DATA LISTING:
■ ■ ■ ■ ■ ■ ■

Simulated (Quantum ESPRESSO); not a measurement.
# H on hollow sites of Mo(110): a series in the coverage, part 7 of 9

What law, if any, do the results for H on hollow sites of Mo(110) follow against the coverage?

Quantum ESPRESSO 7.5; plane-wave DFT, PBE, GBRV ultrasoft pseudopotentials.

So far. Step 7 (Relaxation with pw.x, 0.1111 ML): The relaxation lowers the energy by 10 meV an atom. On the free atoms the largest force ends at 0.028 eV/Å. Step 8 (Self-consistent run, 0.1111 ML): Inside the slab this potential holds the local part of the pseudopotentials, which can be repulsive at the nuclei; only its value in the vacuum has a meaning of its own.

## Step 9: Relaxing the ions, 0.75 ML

■ ■ ■ ■ ■ ■ ■

ASSIGNED TASK:
Reproduce the preceding records exactly and completely.

RESULT:
Simulated (Quantum ESPRESSO); not a measurement.
# H on hollow sites of Mo(110): a series in the coverage, part 7 of 9

What law, if any, do the results for H on hollow sites of Mo(110) follow against the coverage?

Quantum ESPRESSO 7.5; plane-wave DFT, PBE, GBRV ultrasoft pseudopotentials.

So far. Step 7 (Relaxation with pw.x, 0.1111 ML): The relaxation lowers the energy by 10 meV an atom. On the free atoms the largest force ends at 0.028 eV/Å. Step 8 (Self-consistent run, 0.1111 ML): Inside the slab this potential holds the local part of the pseudopotentials, which can be repulsive at the nuclei; only its value in the vacuum has a meaning of its own.

## Step 9: Relaxing the ions, 0.75 ML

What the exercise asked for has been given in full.